Dataset excerpts: Begin

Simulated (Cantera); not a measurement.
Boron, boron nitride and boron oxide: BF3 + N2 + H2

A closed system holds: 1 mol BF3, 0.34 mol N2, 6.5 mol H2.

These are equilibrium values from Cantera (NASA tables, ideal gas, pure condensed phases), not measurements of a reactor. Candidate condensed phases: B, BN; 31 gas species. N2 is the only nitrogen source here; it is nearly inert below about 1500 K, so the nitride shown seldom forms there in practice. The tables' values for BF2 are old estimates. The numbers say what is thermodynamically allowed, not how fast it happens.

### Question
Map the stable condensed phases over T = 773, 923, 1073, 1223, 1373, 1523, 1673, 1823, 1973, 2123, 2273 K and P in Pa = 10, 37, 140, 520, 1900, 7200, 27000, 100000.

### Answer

Dataset excerpts: End

**Work instruction**
Copy out the lines above word for word, stopping after the line containing "A closed system".

**Written answer**
Simulated (Cantera); not a measurement.
Boron, boron nitride and boron oxide: BF3 + N2 + H2

A closed system holds: 1 mol BF3, 0.34 mol N2, 6.5 mol H2.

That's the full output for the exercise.